* **Requirement**: Beginning at the top of the material, repeat each line exactly, and stop once the line with "- Band gap on" has been written.

* **Information provided**:
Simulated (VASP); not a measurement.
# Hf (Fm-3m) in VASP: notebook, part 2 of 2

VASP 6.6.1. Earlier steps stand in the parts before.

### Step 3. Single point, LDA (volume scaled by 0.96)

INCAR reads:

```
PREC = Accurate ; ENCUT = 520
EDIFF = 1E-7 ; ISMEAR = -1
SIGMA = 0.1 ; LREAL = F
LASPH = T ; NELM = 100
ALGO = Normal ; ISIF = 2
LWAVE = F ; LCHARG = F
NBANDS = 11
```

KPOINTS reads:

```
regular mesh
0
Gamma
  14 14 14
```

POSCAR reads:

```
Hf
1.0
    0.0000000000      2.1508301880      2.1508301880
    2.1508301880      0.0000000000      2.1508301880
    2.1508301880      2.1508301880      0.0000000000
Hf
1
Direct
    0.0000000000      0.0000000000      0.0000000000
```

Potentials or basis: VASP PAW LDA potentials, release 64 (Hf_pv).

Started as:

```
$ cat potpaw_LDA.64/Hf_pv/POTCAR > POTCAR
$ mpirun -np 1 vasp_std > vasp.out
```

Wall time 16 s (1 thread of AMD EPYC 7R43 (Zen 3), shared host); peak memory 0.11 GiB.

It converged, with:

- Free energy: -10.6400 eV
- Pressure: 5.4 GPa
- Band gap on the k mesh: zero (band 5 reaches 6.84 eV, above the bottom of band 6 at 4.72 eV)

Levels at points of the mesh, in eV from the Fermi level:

* **Answer area**:
Simulated (VASP); not a measurement.
# Hf (Fm-3m) in VASP: notebook, part 2 of 2

VASP 6.6.1. Earlier steps stand in the parts before.

### Step 3. Single point, LDA (volume scaled by 0.96)

INCAR reads:

```
PREC = Accurate ; ENCUT = 520
EDIFF = 1E-7 ; ISMEAR = -1
SIGMA = 0.1 ; LREAL = F
LASPH = T ; NELM = 100
ALGO = Normal ; ISIF = 2
LWAVE = F ; LCHARG = F
NBANDS = 11
```

KPOINTS reads:

```
regular mesh
0
Gamma
  14 14 14
```

POSCAR reads:

```
Hf
1.0
    0.0000000000      2.1508301880      2.1508301880
    2.1508301880      0.0000000000      2.1508301880
    2.1508301880      2.1508301880      0.0000000000
Hf
1
Direct
    0.0000000000      0.0000000000      0.0000000000
```

Potentials or basis: VASP PAW LDA potentials, release 64 (Hf_pv).

Started as:

```
$ cat potpaw_LDA.64/Hf_pv/POTCAR > POTCAR
$ mpirun -np 1 vasp_std > vasp.out
```

Wall time 16 s (1 thread of AMD EPYC 7R43 (Zen 3), shared host); peak memory 0.11 GiB.

It converged, with:

- Free energy: -10.6400 eV
- Pressure: 5.4 GPa
- Band gap on the k mesh: zero (band 5 reaches 6.84 eV, above the bottom of band 6 at 4.72 eV)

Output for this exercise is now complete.